▶ Dataset excerpts:
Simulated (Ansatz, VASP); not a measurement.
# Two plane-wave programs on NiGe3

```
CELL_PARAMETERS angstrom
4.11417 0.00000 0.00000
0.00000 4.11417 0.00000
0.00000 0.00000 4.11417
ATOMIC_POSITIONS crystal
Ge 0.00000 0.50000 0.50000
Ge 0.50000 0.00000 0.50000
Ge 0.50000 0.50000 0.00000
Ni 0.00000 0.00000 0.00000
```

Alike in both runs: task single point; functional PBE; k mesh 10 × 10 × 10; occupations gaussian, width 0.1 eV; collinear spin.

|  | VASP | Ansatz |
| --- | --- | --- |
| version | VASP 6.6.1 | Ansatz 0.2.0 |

▶ Assigned task:
Write the material out once more, exactly.

▶ Exercise response:
Simulated (Ansatz, VASP); not a measurement.
# Two plane-wave programs on NiGe3

```
CELL_PARAMETERS angstrom
4.11417 0.00000 0.00000
0.00000 4.11417 0.00000
0.00000 0.00000 4.11417
ATOMIC_POSITIONS crystal
Ge 0.00000 0.50000 0.50000
Ge 0.50000 0.00000 0.50000
Ge 0.50000 0.50000 0.00000
Ni 0.00000 0.00000 0.00000
```

Alike in both runs: task single point; functional PBE; k mesh 10 × 10 × 10; occupations gaussian, width 0.1 eV; collinear spin.

|  | VASP | Ansatz |
| --- | --- | --- |
| version | VASP 6.6.1 | Ansatz 0.2.0 |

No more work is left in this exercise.